Required action:
Could you transcribe the whole listing, keeping every line exactly the same?

*** Opening The data ***

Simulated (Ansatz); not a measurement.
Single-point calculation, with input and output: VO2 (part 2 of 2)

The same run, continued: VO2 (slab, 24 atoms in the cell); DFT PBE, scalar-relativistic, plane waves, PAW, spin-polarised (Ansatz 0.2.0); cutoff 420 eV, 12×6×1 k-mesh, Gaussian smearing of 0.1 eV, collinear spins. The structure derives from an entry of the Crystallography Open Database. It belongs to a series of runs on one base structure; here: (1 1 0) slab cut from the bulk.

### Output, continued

*** Closing The data ***

Worked solution:
Simulated (Ansatz); not a measurement.
Single-point calculation, with input and output: VO2 (part 2 of 2)

The same run, continued: VO2 (slab, 24 atoms in the cell); DFT PBE, scalar-relativistic, plane waves, PAW, spin-polarised (Ansatz 0.2.0); cutoff 420 eV, 12×6×1 k-mesh, Gaussian smearing of 0.1 eV, collinear spins. The structure derives from an entry of the Crystallography Open Database. It belongs to a series of runs on one base structure; here: (1 1 0) slab cut from the bulk.

### Output, continued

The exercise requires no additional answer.